» **INFORMATION SUPPLIED**:
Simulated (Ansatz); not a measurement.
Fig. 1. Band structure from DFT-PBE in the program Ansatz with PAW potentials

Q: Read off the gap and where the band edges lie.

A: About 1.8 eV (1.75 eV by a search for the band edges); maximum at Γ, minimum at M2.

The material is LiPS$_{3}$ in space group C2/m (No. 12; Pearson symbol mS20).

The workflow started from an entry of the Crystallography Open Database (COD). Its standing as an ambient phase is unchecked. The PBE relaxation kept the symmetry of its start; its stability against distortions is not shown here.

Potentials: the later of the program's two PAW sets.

» **TASK ITEM**: Write out the material exactly as given.

» **WRITTEN ANSWER**:
Simulated (Ansatz); not a measurement.
Fig. 1. Band structure from DFT-PBE in the program Ansatz with PAW potentials

Q: Read off the gap and where the band edges lie.

A: About 1.8 eV (1.75 eV by a search for the band edges); maximum at Γ, minimum at M2.

The material is LiPS$_{3}$ in space group C2/m (No. 12; Pearson symbol mS20).

The workflow started from an entry of the Crystallography Open Database (COD). Its standing as an ambient phase is unchecked. The PBE relaxation kept the symmetry of its start; its stability against distortions is not shown here.

Potentials: the later of the program's two PAW sets.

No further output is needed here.